**Work item**
Give each entry back by retyping it exactly as written.

**Extracted information**
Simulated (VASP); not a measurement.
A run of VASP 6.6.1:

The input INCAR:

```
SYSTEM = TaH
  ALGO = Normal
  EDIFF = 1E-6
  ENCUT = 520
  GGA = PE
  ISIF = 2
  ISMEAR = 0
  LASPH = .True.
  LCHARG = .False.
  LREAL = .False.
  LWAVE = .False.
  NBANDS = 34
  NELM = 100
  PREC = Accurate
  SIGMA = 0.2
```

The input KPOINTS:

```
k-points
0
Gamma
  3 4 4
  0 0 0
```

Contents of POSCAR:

**Problem solution**
Simulated (VASP); not a measurement.
A run of VASP 6.6.1:

The input INCAR:

```
SYSTEM = TaH
  ALGO = Normal
  EDIFF = 1E-6
  ENCUT = 520
  GGA = PE
  ISIF = 2
  ISMEAR = 0
  LASPH = .True.
  LCHARG = .False.
  LREAL = .False.
  LWAVE = .False.
  NBANDS = 34
  NELM = 100
  PREC = Accurate
  SIGMA = 0.2
```

The input KPOINTS:

```
k-points
0
Gamma
  3 4 4
  0 0 0
```

Contents of POSCAR:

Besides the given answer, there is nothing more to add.